### DATA FOR ANALYSIS
——
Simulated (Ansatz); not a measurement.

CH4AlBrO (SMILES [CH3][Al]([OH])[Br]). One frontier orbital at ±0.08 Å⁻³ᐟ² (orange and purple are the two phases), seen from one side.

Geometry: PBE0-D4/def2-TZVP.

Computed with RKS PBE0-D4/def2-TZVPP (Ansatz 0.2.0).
——

### EXERCISE
Every entry in the listing above is to be repeated verbatim.

### ANSWER AREA
Simulated (Ansatz); not a measurement.

CH4AlBrO (SMILES [CH3][Al]([OH])[Br]). One frontier orbital at ±0.08 Å⁻³ᐟ² (orange and purple are the two phases), seen from one side.

Geometry: PBE0-D4/def2-TZVP.

Computed with RKS PBE0-D4/def2-TZVPP (Ansatz 0.2.0).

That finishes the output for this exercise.